#### [Work request]
Reproduce the whole listing, keeping every character the same.

#### [Raw data]
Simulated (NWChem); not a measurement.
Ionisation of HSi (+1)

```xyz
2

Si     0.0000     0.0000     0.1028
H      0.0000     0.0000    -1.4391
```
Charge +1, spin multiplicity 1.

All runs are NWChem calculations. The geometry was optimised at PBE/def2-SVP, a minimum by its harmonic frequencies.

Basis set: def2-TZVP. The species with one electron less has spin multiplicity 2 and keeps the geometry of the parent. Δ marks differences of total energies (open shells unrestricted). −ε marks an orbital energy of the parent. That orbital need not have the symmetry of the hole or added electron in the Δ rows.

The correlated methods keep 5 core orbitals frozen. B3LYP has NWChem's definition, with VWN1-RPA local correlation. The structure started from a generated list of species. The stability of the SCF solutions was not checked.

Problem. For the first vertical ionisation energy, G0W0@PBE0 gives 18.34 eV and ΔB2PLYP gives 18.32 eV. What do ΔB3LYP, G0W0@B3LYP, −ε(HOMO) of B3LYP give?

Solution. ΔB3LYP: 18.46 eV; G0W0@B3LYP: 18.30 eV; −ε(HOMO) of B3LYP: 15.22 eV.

#### [Task result]
Simulated (NWChem); not a measurement.
Ionisation of HSi (+1)

```xyz
2

Si     0.0000     0.0000     0.1028
H      0.0000     0.0000    -1.4391
```
Charge +1, spin multiplicity 1.

All runs are NWChem calculations. The geometry was optimised at PBE/def2-SVP, a minimum by its harmonic frequencies.

Basis set: def2-TZVP. The species with one electron less has spin multiplicity 2 and keeps the geometry of the parent. Δ marks differences of total energies (open shells unrestricted). −ε marks an orbital energy of the parent. That orbital need not have the symmetry of the hole or added electron in the Δ rows.

The correlated methods keep 5 core orbitals frozen. B3LYP has NWChem's definition, with VWN1-RPA local correlation. The structure started from a generated list of species. The stability of the SCF solutions was not checked.

Problem. For the first vertical ionisation energy, G0W0@PBE0 gives 18.34 eV and ΔB2PLYP gives 18.32 eV. What do ΔB3LYP, G0W0@B3LYP, −ε(HOMO) of B3LYP give?

Solution. ΔB3LYP: 18.46 eV; G0W0@B3LYP: 18.30 eV; −ε(HOMO) of B3LYP: 15.22 eV.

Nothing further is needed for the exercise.